_WORK ITEM_: Write out the data below exactly, from its first line to the line containing "Most raw output is cut from this account.", that line included.

_ENTRIES SHOWN_:
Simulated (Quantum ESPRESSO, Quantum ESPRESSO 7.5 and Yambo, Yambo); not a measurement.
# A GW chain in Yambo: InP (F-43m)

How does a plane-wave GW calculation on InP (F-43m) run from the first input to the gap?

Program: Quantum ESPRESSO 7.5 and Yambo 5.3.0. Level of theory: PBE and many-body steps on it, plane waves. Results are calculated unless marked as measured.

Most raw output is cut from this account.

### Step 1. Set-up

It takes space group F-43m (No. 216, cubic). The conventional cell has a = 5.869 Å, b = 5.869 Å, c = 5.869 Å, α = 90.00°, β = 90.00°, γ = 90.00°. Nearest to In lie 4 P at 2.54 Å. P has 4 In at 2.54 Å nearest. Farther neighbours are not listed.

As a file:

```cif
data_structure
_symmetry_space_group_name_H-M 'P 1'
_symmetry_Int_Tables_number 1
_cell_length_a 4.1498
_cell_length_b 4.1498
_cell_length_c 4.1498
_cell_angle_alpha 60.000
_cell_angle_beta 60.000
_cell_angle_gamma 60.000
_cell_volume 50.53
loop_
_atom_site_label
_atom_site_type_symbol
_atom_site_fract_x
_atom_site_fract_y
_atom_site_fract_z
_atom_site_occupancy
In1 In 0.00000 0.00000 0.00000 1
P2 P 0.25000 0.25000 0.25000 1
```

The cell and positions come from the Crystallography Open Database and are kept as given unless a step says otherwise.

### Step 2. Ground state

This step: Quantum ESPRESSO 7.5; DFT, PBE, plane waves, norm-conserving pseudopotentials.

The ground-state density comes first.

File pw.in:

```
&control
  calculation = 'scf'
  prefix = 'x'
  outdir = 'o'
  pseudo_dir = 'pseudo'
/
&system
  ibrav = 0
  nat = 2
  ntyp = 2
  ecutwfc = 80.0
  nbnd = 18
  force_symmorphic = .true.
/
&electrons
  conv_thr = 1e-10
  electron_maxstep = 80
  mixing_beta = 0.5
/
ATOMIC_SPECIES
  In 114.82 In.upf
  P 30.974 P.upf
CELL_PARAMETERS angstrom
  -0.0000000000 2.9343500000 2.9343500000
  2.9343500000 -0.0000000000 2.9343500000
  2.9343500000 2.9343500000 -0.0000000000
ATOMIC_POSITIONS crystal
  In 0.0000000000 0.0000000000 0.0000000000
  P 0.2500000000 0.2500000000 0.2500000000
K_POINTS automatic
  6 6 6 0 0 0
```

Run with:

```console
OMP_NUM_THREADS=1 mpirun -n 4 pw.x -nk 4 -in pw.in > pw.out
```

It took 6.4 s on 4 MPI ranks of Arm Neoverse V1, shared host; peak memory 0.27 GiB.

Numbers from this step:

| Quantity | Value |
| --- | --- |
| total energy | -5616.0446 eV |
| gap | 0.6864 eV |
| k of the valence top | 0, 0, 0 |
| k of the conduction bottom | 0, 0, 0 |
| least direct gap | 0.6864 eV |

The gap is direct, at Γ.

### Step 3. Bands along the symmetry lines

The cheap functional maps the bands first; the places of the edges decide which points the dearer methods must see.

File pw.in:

_RESPONSE BOX_:
Simulated (Quantum ESPRESSO, Quantum ESPRESSO 7.5 and Yambo, Yambo); not a measurement.
# A GW chain in Yambo: InP (F-43m)

How does a plane-wave GW calculation on InP (F-43m) run from the first input to the gap?

Program: Quantum ESPRESSO 7.5 and Yambo 5.3.0. Level of theory: PBE and many-body steps on it, plane waves. Results are calculated unless marked as measured.

Most raw output is cut from this account.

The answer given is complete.